Material supplied
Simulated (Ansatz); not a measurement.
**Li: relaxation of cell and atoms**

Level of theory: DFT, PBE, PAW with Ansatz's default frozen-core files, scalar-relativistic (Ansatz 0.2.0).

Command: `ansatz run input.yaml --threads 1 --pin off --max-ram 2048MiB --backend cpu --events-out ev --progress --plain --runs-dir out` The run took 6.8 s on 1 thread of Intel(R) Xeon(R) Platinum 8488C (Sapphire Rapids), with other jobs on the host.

Required action
Every entry shown above is to be written out exactly.

Your solution
Simulated (Ansatz); not a measurement.
**Li: relaxation of cell and atoms**

Level of theory: DFT, PBE, PAW with Ansatz's default frozen-core files, scalar-relativistic (Ansatz 0.2.0).

Command: `ansatz run input.yaml --threads 1 --pin off --max-ram 2048MiB --backend cpu --events-out ev --progress --plain --runs-dir out` The run took 6.8 s on 1 thread of Intel(R) Xeon(R) Platinum 8488C (Sapphire Rapids), with other jobs on the host.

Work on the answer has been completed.